━━━ The data ━━━

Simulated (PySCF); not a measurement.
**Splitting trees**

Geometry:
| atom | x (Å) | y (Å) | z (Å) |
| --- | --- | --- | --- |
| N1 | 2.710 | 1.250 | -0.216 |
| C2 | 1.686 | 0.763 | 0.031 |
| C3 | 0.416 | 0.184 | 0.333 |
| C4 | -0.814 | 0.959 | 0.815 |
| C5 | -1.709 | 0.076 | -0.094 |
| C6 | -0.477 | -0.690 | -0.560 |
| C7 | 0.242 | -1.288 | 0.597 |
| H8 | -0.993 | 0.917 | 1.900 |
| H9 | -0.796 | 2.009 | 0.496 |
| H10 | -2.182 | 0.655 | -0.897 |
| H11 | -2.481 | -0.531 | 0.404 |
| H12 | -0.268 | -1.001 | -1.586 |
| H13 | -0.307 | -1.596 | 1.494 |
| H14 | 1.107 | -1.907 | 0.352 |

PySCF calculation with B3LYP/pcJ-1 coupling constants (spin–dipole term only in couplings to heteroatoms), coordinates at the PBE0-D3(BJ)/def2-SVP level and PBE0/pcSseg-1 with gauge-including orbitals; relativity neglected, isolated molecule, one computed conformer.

━━━

(Work order) In full and without alteration, output the listing.

(Solution)
Simulated (PySCF); not a measurement.
**Splitting trees**

Geometry:
| atom | x (Å) | y (Å) | z (Å) |
| --- | --- | --- | --- |
| N1 | 2.710 | 1.250 | -0.216 |
| C2 | 1.686 | 0.763 | 0.031 |
| C3 | 0.416 | 0.184 | 0.333 |
| C4 | -0.814 | 0.959 | 0.815 |
| C5 | -1.709 | 0.076 | -0.094 |
| C6 | -0.477 | -0.690 | -0.560 |
| C7 | 0.242 | -1.288 | 0.597 |
| H8 | -0.993 | 0.917 | 1.900 |
| H9 | -0.796 | 2.009 | 0.496 |
| H10 | -2.182 | 0.655 | -0.897 |
| H11 | -2.481 | -0.531 | 0.404 |
| H12 | -0.268 | -1.001 | -1.586 |
| H13 | -0.307 | -1.596 | 1.494 |
| H14 | 1.107 | -1.907 | 0.352 |

PySCF calculation with B3LYP/pcJ-1 coupling constants (spin–dipole term only in couplings to heteroatoms), coordinates at the PBE0-D3(BJ)/def2-SVP level and PBE0/pcSseg-1 with gauge-including orbitals; relativity neglected, isolated molecule, one computed conformer.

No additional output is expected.